# Requirement:
Could you return all of the listing below exactly, please?

# Dataset records:
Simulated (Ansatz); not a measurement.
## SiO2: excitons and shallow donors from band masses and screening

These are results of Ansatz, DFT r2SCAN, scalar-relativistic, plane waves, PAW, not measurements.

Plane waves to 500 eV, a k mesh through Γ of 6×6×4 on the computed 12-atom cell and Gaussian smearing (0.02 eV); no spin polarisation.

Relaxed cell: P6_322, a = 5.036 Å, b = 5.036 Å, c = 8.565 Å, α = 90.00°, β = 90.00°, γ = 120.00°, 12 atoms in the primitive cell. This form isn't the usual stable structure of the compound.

# Answer box:
Simulated (Ansatz); not a measurement.
## SiO2: excitons and shallow donors from band masses and screening

These are results of Ansatz, DFT r2SCAN, scalar-relativistic, plane waves, PAW, not measurements.

Plane waves to 500 eV, a k mesh through Γ of 6×6×4 on the computed 12-atom cell and Gaussian smearing (0.02 eV); no spin polarisation.

Relaxed cell: P6_322, a = 5.036 Å, b = 5.036 Å, c = 8.565 Å, α = 90.00°, β = 90.00°, γ = 120.00°, 12 atoms in the primitive cell. This form isn't the usual stable structure of the compound.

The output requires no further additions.